## ACTION ITEM
Set out exactly, line by line, the stretch of data below that begins at the line containing "LAPW, scalar-relativistic |" and ends at the line containing "VASP's potentials were", with both ends kept.

## SOURCE INFORMATION
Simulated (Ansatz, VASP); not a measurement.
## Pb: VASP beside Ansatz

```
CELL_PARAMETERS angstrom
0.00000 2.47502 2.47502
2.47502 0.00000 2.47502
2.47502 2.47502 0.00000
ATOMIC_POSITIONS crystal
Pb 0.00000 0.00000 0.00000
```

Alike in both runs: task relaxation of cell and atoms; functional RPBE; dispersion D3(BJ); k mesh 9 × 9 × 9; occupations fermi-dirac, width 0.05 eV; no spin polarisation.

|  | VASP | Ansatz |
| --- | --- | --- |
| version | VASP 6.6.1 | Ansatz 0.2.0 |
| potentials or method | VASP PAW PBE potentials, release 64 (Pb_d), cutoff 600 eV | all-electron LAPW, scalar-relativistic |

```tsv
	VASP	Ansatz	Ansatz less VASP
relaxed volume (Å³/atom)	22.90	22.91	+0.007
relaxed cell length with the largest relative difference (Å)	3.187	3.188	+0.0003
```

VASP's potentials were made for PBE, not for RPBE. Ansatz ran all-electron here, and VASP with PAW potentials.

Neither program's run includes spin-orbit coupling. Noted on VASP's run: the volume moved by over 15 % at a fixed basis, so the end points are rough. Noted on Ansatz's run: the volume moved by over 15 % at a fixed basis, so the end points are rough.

## ANSWER BOX
| potentials or method | VASP PAW PBE potentials, release 64 (Pb_d), cutoff 600 eV | all-electron LAPW, scalar-relativistic |

```tsv
	VASP	Ansatz	Ansatz less VASP
relaxed volume (Å³/atom)	22.90	22.91	+0.007
relaxed cell length with the largest relative difference (Å)	3.187	3.188	+0.0003
```

VASP's potentials were made for PBE, not for RPBE. Ansatz ran all-electron here, and VASP with PAW potentials.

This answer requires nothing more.